#### Input data
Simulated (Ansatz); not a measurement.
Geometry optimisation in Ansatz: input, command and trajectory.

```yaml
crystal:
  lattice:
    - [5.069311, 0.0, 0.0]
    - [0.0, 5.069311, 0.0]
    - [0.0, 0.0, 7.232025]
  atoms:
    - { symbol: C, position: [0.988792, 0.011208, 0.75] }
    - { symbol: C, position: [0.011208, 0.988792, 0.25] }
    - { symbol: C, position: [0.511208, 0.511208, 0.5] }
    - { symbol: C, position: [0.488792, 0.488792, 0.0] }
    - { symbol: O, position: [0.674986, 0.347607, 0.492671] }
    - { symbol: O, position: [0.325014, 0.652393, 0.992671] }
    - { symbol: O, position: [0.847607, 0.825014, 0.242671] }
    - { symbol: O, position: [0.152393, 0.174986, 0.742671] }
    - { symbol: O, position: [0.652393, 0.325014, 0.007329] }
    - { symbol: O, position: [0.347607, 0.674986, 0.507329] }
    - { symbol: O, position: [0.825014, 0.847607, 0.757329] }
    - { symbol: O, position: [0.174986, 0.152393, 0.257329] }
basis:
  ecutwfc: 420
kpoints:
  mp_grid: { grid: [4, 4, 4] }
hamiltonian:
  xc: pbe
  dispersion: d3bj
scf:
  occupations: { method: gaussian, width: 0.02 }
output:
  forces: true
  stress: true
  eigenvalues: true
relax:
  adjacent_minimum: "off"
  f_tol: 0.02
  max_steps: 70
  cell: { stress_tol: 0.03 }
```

#### Work task
Please transcribe the entire listing exactly as given.

#### Exercise response
Simulated (Ansatz); not a measurement.
Geometry optimisation in Ansatz: input, command and trajectory.

```yaml
crystal:
  lattice:
    - [5.069311, 0.0, 0.0]
    - [0.0, 5.069311, 0.0]
    - [0.0, 0.0, 7.232025]
  atoms:
    - { symbol: C, position: [0.988792, 0.011208, 0.75] }
    - { symbol: C, position: [0.011208, 0.988792, 0.25] }
    - { symbol: C, position: [0.511208, 0.511208, 0.5] }
    - { symbol: C, position: [0.488792, 0.488792, 0.0] }
    - { symbol: O, position: [0.674986, 0.347607, 0.492671] }
    - { symbol: O, position: [0.325014, 0.652393, 0.992671] }
    - { symbol: O, position: [0.847607, 0.825014, 0.242671] }
    - { symbol: O, position: [0.152393, 0.174986, 0.742671] }
    - { symbol: O, position: [0.652393, 0.325014, 0.007329] }
    - { symbol: O, position: [0.347607, 0.674986, 0.507329] }
    - { symbol: O, position: [0.825014, 0.847607, 0.757329] }
    - { symbol: O, position: [0.174986, 0.152393, 0.257329] }
basis:
  ecutwfc: 420
kpoints:
  mp_grid: { grid: [4, 4, 4] }
hamiltonian:
  xc: pbe
  dispersion: d3bj
scf:
  occupations: { method: gaussian, width: 0.02 }
output:
  forces: true
  stress: true
  eigenvalues: true
relax:
  adjacent_minimum: "off"
  f_tol: 0.02
  max_steps: 70
  cell: { stress_tol: 0.03 }
```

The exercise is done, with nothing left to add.